RECORD EXCERPTS ->
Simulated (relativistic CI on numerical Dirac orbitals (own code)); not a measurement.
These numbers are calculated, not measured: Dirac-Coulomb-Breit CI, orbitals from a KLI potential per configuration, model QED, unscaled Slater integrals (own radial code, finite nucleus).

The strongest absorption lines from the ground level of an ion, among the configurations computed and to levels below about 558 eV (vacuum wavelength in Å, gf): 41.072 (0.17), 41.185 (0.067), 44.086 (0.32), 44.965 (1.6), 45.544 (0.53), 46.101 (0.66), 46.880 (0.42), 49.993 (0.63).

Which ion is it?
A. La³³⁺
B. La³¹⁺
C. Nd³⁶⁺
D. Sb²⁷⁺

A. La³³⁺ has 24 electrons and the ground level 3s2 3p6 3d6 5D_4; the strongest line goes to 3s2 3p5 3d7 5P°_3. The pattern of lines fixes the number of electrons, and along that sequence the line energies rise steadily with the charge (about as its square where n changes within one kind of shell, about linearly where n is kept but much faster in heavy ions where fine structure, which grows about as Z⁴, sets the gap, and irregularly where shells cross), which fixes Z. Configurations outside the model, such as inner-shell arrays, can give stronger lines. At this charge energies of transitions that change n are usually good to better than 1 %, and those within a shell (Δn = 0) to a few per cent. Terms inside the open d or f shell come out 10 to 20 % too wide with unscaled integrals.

ACTION ITEM ->
A complete, exact copy of the entries above is what is wanted.

YOUR RESPONSE ->
Simulated (relativistic CI on numerical Dirac orbitals (own code)); not a measurement.
These numbers are calculated, not measured: Dirac-Coulomb-Breit CI, orbitals from a KLI potential per configuration, model QED, unscaled Slater integrals (own radial code, finite nucleus).

The strongest absorption lines from the ground level of an ion, among the configurations computed and to levels below about 558 eV (vacuum wavelength in Å, gf): 41.072 (0.17), 41.185 (0.067), 44.086 (0.32), 44.965 (1.6), 45.544 (0.53), 46.101 (0.66), 46.880 (0.42), 49.993 (0.63).

Which ion is it?
A. La³³⁺
B. La³¹⁺
C. Nd³⁶⁺
D. Sb²⁷⁺

A. La³³⁺ has 24 electrons and the ground level 3s2 3p6 3d6 5D_4; the strongest line goes to 3s2 3p5 3d7 5P°_3. The pattern of lines fixes the number of electrons, and along that sequence the line energies rise steadily with the charge (about as its square where n changes within one kind of shell, about linearly where n is kept but much faster in heavy ions where fine structure, which grows about as Z⁴, sets the gap, and irregularly where shells cross), which fixes Z. Configurations outside the model, such as inner-shell arrays, can give stronger lines. At this charge energies of transitions that change n are usually good to better than 1 %, and those within a shell (Δn = 0) to a few per cent. Terms inside the open d or f shell come out 10 to 20 % too wide with unscaled integrals.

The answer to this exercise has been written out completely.